*Work item*:
Reproduce the listing verbatim through the line with "Answer: E(σ→0) error".

*Information*:
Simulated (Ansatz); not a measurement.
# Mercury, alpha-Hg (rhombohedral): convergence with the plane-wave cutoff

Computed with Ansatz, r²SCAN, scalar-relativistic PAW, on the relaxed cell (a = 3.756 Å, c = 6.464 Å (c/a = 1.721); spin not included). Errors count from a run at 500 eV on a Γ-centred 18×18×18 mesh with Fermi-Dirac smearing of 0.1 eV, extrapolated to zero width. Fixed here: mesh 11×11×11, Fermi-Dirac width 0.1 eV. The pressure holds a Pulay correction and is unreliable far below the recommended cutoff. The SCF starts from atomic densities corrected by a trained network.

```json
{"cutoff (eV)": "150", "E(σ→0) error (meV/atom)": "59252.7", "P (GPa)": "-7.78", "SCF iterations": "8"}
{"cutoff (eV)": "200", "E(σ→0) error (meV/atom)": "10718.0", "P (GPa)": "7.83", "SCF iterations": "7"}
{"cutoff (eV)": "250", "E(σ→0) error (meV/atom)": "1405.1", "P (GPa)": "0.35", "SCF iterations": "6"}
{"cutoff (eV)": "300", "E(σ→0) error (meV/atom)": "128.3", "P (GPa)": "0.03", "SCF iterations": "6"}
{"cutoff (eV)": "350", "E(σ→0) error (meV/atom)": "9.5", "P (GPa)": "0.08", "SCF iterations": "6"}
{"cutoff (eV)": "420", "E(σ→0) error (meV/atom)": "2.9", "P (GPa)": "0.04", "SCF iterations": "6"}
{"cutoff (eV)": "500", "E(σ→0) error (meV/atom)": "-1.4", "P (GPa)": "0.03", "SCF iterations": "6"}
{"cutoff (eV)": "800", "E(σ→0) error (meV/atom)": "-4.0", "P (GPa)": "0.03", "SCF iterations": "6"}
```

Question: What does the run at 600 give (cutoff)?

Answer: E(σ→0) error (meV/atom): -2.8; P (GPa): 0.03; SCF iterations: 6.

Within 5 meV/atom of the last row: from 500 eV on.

*Result*:
Simulated (Ansatz); not a measurement.
# Mercury, alpha-Hg (rhombohedral): convergence with the plane-wave cutoff

Computed with Ansatz, r²SCAN, scalar-relativistic PAW, on the relaxed cell (a = 3.756 Å, c = 6.464 Å (c/a = 1.721); spin not included). Errors count from a run at 500 eV on a Γ-centred 18×18×18 mesh with Fermi-Dirac smearing of 0.1 eV, extrapolated to zero width. Fixed here: mesh 11×11×11, Fermi-Dirac width 0.1 eV. The pressure holds a Pulay correction and is unreliable far below the recommended cutoff. The SCF starts from atomic densities corrected by a trained network.

```json
{"cutoff (eV)": "150", "E(σ→0) error (meV/atom)": "59252.7", "P (GPa)": "-7.78", "SCF iterations": "8"}
{"cutoff (eV)": "200", "E(σ→0) error (meV/atom)": "10718.0", "P (GPa)": "7.83", "SCF iterations": "7"}
{"cutoff (eV)": "250", "E(σ→0) error (meV/atom)": "1405.1", "P (GPa)": "0.35", "SCF iterations": "6"}
{"cutoff (eV)": "300", "E(σ→0) error (meV/atom)": "128.3", "P (GPa)": "0.03", "SCF iterations": "6"}
{"cutoff (eV)": "350", "E(σ→0) error (meV/atom)": "9.5", "P (GPa)": "0.08", "SCF iterations": "6"}
{"cutoff (eV)": "420", "E(σ→0) error (meV/atom)": "2.9", "P (GPa)": "0.04", "SCF iterations": "6"}
{"cutoff (eV)": "500", "E(σ→0) error (meV/atom)": "-1.4", "P (GPa)": "0.03", "SCF iterations": "6"}
{"cutoff (eV)": "800", "E(σ→0) error (meV/atom)": "-4.0", "P (GPa)": "0.03", "SCF iterations": "6"}
```

Question: What does the run at 600 give (cutoff)?

Answer: E(σ→0) error (meV/atom): -2.8; P (GPa): 0.03; SCF iterations: 6.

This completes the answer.